● Work order
Only an exact retyping of all the entries counts as an answer.

● Stored data
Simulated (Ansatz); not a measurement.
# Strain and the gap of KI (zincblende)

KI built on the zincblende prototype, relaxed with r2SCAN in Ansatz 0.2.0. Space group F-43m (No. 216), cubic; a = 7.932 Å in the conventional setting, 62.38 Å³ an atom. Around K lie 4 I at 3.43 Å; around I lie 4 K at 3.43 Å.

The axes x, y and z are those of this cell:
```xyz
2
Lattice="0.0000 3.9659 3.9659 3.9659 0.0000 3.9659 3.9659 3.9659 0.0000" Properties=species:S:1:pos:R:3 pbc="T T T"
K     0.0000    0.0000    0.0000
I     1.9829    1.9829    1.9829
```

● Task output
Simulated (Ansatz); not a measurement.
# Strain and the gap of KI (zincblende)

KI built on the zincblende prototype, relaxed with r2SCAN in Ansatz 0.2.0. Space group F-43m (No. 216), cubic; a = 7.932 Å in the conventional setting, 62.38 Å³ an atom. Around K lie 4 I at 3.43 Å; around I lie 4 K at 3.43 Å.

The axes x, y and z are those of this cell:
```xyz
2
Lattice="0.0000 3.9659 3.9659 3.9659 0.0000 3.9659 3.9659 3.9659 0.0000" Properties=species:S:1:pos:R:3 pbc="T T T"
K     0.0000    0.0000    0.0000
I     1.9829    1.9829    1.9829
```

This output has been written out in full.